• [Requirement]:
In the records below, the line with "29.30 | -0.35 | - |" opens the range and the line with "29.80 | 0.15 | 8× |" closes it; print that range exactly and nothing else.

[Provided data]
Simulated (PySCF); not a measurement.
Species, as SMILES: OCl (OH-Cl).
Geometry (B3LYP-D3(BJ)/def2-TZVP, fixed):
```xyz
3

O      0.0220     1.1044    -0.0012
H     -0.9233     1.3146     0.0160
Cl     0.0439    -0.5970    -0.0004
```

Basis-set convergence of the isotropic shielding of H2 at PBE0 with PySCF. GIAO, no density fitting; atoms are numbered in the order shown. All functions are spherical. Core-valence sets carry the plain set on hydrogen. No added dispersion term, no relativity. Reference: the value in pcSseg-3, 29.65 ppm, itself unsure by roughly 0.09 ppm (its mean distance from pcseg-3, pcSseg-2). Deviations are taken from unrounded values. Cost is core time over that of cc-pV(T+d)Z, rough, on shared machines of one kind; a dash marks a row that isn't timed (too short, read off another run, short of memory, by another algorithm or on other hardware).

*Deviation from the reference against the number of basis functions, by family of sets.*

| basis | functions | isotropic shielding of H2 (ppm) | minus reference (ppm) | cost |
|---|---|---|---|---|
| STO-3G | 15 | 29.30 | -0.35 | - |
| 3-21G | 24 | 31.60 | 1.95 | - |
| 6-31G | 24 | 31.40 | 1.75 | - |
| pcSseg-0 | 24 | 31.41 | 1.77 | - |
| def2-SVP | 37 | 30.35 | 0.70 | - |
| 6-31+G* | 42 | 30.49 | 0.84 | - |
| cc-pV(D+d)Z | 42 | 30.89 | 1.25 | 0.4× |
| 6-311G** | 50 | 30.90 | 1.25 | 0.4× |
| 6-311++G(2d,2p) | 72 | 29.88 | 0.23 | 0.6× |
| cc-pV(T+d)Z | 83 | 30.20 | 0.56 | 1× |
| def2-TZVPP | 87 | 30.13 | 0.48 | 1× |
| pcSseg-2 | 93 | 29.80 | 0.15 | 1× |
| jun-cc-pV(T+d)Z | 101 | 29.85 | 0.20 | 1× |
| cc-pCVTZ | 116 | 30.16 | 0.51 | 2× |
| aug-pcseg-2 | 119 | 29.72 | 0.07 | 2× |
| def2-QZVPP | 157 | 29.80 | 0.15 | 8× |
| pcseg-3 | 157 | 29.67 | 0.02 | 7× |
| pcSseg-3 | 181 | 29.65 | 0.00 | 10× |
[/Provided data]

• [Your solution]:
| STO-3G | 15 | 29.30 | -0.35 | - |
| 3-21G | 24 | 31.60 | 1.95 | - |
| 6-31G | 24 | 31.40 | 1.75 | - |
| pcSseg-0 | 24 | 31.41 | 1.77 | - |
| def2-SVP | 37 | 30.35 | 0.70 | - |
| 6-31+G* | 42 | 30.49 | 0.84 | - |
| cc-pV(D+d)Z | 42 | 30.89 | 1.25 | 0.4× |
| 6-311G** | 50 | 30.90 | 1.25 | 0.4× |
| 6-311++G(2d,2p) | 72 | 29.88 | 0.23 | 0.6× |
| cc-pV(T+d)Z | 83 | 30.20 | 0.56 | 1× |
| def2-TZVPP | 87 | 30.13 | 0.48 | 1× |
| pcSseg-2 | 93 | 29.80 | 0.15 | 1× |
| jun-cc-pV(T+d)Z | 101 | 29.85 | 0.20 | 1× |
| cc-pCVTZ | 116 | 30.16 | 0.51 | 2× |
| aug-pcseg-2 | 119 | 29.72 | 0.07 | 2× |
| def2-QZVPP | 157 | 29.80 | 0.15 | 8× |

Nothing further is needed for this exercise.